Action item
Take the listing below and reproduce it in full. Change nothing.

Information provided
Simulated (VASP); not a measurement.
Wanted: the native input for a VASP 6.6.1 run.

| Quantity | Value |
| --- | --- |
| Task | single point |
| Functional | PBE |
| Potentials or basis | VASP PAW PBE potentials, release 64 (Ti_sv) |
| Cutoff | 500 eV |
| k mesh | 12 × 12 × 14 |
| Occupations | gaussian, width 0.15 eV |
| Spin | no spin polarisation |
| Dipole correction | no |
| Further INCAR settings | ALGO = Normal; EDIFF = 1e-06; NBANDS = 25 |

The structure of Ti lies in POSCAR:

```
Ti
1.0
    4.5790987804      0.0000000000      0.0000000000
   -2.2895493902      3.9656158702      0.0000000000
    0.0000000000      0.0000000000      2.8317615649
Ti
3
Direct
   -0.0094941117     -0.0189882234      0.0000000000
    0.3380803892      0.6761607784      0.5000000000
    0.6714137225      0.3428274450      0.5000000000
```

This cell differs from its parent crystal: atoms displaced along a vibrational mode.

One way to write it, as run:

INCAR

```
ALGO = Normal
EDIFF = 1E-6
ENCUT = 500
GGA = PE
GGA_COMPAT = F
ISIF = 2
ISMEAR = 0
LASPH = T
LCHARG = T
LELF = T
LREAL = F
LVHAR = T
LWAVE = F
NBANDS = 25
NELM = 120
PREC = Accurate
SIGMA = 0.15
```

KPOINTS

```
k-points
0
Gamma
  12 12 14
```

Task output
Simulated (VASP); not a measurement.
Wanted: the native input for a VASP 6.6.1 run.

| Quantity | Value |
| --- | --- |
| Task | single point |
| Functional | PBE |
| Potentials or basis | VASP PAW PBE potentials, release 64 (Ti_sv) |
| Cutoff | 500 eV |
| k mesh | 12 × 12 × 14 |
| Occupations | gaussian, width 0.15 eV |
| Spin | no spin polarisation |
| Dipole correction | no |
| Further INCAR settings | ALGO = Normal; EDIFF = 1e-06; NBANDS = 25 |

The structure of Ti lies in POSCAR:

```
Ti
1.0
    4.5790987804      0.0000000000      0.0000000000
   -2.2895493902      3.9656158702      0.0000000000
    0.0000000000      0.0000000000      2.8317615649
Ti
3
Direct
   -0.0094941117     -0.0189882234      0.0000000000
    0.3380803892      0.6761607784      0.5000000000
    0.6714137225      0.3428274450      0.5000000000
```

This cell differs from its parent crystal: atoms displaced along a vibrational mode.

One way to write it, as run:

INCAR

```
ALGO = Normal
EDIFF = 1E-6
ENCUT = 500
GGA = PE
GGA_COMPAT = F
ISIF = 2
ISMEAR = 0
LASPH = T
LCHARG = T
LELF = T
LREAL = F
LVHAR = T
LWAVE = F
NBANDS = 25
NELM = 120
PREC = Accurate
SIGMA = 0.15
```

KPOINTS

```
k-points
0
Gamma
  12 12 14
```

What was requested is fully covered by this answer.